Your response must be the entire set of entries, reproduced word for word.

Study material:
_____

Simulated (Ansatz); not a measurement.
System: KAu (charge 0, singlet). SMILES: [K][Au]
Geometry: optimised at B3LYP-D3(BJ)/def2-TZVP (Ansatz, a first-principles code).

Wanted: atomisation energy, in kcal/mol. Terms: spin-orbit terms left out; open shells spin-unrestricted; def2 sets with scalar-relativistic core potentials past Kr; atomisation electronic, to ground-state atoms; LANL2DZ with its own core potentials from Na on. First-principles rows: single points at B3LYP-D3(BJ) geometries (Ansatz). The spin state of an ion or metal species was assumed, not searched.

_____

Task result:
Simulated (Ansatz); not a measurement.
System: KAu (charge 0, singlet). SMILES: [K][Au]
Geometry: optimised at B3LYP-D3(BJ)/def2-TZVP (Ansatz, a first-principles code).

Wanted: atomisation energy, in kcal/mol. Terms: spin-orbit terms left out; open shells spin-unrestricted; def2 sets with scalar-relativistic core potentials past Kr; atomisation electronic, to ground-state atoms; LANL2DZ with its own core potentials from Na on. First-principles rows: single points at B3LYP-D3(BJ) geometries (Ansatz). The spin state of an ion or metal species was assumed, not searched.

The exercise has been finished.